> _REQUIRED ACTION_
Keep to one stretch of the data below, the lines from the one with "Program: VASP 6.6.1." up to and including the one with "## 1. The cell of the first run", and return that stretch exactly.

> _EXTRACTED RECORDS_
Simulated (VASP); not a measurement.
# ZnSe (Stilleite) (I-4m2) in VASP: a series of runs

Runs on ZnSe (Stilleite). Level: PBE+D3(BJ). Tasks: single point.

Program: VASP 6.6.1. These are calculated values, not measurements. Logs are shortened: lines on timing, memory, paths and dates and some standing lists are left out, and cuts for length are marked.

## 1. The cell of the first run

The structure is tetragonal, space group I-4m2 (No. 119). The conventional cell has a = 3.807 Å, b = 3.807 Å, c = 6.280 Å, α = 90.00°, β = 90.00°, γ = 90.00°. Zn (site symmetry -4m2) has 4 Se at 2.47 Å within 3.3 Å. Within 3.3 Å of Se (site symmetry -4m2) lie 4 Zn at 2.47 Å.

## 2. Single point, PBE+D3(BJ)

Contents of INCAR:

> _REPLY_
Program: VASP 6.6.1. These are calculated values, not measurements. Logs are shortened: lines on timing, memory, paths and dates and some standing lists are left out, and cuts for length are marked.

## 1. The cell of the first run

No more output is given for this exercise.